:: Activity ::
Each record has to be returned exactly as it appears.

:: Entries provided ::
-*-*-
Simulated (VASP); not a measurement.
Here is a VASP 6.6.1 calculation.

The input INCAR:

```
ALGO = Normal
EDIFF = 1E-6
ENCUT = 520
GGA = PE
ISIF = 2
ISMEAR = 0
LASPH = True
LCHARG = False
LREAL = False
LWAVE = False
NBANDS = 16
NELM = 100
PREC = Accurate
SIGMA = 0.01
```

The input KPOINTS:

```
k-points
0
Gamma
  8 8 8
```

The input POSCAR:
-*-*-

:: Exercise answer ::
Simulated (VASP); not a measurement.
Here is a VASP 6.6.1 calculation.

The input INCAR:

```
ALGO = Normal
EDIFF = 1E-6
ENCUT = 520
GGA = PE
ISIF = 2
ISMEAR = 0
LASPH = True
LCHARG = False
LREAL = False
LWAVE = False
NBANDS = 16
NELM = 100
PREC = Accurate
SIGMA = 0.01
```

The input KPOINTS:

```
k-points
0
Gamma
  8 8 8
```

The input POSCAR:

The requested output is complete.